- **Action item**: Line by line, reproduce exactly the beginning of the listing below, ending with the line that contains "Geometry optimisation, Ansatz, DFT" and adding nothing.

- **Stored data**:
******************************

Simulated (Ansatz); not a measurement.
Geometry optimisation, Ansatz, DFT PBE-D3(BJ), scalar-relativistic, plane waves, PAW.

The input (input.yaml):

******************************

- **Written solution**:
Simulated (Ansatz); not a measurement.
Geometry optimisation, Ansatz, DFT PBE-D3(BJ), scalar-relativistic, plane waves, PAW.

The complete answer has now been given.